++++++++
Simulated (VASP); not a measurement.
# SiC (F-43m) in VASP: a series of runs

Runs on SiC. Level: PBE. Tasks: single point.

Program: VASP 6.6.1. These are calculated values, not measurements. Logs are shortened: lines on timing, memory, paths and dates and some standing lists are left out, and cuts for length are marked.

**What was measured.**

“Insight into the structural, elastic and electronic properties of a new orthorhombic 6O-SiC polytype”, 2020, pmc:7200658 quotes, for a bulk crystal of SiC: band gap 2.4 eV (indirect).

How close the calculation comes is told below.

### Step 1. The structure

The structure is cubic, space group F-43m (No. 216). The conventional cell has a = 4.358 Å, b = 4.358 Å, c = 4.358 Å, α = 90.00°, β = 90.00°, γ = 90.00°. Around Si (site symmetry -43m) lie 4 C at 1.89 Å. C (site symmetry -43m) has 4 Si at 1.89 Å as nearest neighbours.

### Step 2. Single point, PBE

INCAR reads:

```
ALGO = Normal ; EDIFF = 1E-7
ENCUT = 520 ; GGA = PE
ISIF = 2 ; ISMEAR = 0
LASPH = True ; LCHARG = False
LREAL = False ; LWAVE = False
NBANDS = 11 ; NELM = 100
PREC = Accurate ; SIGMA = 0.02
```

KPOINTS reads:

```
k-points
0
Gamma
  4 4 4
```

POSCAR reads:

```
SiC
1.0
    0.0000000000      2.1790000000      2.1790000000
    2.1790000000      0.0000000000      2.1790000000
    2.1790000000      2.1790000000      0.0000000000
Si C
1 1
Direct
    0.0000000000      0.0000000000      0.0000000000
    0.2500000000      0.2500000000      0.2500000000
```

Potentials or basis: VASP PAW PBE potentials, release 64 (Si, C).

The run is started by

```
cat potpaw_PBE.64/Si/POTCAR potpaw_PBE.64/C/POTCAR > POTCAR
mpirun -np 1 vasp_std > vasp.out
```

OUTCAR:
++++++++

For the lines above, output exactly those from the line containing "How close the" through the line containing "### Step 1. The structure", and skip the others.

How close the calculation comes is told below.

### Step 1. The structure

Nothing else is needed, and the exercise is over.